Requirement
Would you output each record exactly as it stands?

++++++++++++++++++++
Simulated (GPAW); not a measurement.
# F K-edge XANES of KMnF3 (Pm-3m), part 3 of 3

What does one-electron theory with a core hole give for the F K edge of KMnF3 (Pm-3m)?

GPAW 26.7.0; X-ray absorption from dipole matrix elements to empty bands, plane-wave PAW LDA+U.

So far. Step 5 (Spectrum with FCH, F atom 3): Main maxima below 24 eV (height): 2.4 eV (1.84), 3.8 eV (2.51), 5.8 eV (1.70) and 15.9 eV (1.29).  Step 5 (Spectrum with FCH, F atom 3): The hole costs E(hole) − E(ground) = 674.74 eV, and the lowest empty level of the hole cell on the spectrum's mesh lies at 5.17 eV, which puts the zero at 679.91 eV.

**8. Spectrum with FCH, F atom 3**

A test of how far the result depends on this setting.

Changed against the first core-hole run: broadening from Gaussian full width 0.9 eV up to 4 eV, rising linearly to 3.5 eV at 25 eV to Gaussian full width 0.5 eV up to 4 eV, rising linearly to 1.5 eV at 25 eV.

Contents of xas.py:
++++++++++++++++++++

Written solution
Simulated (GPAW); not a measurement.
# F K-edge XANES of KMnF3 (Pm-3m), part 3 of 3

What does one-electron theory with a core hole give for the F K edge of KMnF3 (Pm-3m)?

GPAW 26.7.0; X-ray absorption from dipole matrix elements to empty bands, plane-wave PAW LDA+U.

So far. Step 5 (Spectrum with FCH, F atom 3): Main maxima below 24 eV (height): 2.4 eV (1.84), 3.8 eV (2.51), 5.8 eV (1.70) and 15.9 eV (1.29).  Step 5 (Spectrum with FCH, F atom 3): The hole costs E(hole) − E(ground) = 674.74 eV, and the lowest empty level of the hole cell on the spectrum's mesh lies at 5.17 eV, which puts the zero at 679.91 eV.

**8. Spectrum with FCH, F atom 3**

A test of how far the result depends on this setting.

Changed against the first core-hole run: broadening from Gaussian full width 0.9 eV up to 4 eV, rising linearly to 3.5 eV at 25 eV to Gaussian full width 0.5 eV up to 4 eV, rising linearly to 1.5 eV at 25 eV.

Contents of xas.py:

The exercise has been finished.